Listed entries:
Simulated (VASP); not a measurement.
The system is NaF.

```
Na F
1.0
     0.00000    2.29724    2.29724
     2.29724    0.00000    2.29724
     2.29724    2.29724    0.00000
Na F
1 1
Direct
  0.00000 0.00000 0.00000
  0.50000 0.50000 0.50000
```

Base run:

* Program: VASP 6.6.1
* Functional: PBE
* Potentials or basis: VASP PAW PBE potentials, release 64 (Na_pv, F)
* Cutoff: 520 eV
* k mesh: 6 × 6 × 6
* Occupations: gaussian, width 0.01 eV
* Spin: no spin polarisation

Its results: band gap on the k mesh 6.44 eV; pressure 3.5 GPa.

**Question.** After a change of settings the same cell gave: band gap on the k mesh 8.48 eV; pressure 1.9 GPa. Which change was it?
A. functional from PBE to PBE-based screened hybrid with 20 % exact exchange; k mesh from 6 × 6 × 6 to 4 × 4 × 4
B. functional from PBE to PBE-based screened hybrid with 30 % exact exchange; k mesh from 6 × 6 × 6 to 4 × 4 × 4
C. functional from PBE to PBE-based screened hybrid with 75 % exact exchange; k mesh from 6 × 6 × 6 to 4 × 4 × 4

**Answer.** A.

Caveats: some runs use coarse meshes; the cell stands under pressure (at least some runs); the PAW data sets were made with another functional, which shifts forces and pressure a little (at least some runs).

Activity: Give back exactly the lines of the listing above that run from the line with "no spin polarisation" to the line with "C. functional from", inclusive.

Answer box:
* Spin: no spin polarisation

Its results: band gap on the k mesh 6.44 eV; pressure 3.5 GPa.

**Question.** After a change of settings the same cell gave: band gap on the k mesh 8.48 eV; pressure 1.9 GPa. Which change was it?
A. functional from PBE to PBE-based screened hybrid with 20 % exact exchange; k mesh from 6 × 6 × 6 to 4 × 4 × 4
B. functional from PBE to PBE-based screened hybrid with 30 % exact exchange; k mesh from 6 × 6 × 6 to 4 × 4 × 4
C. functional from PBE to PBE-based screened hybrid with 75 % exact exchange; k mesh from 6 × 6 × 6 to 4 × 4 × 4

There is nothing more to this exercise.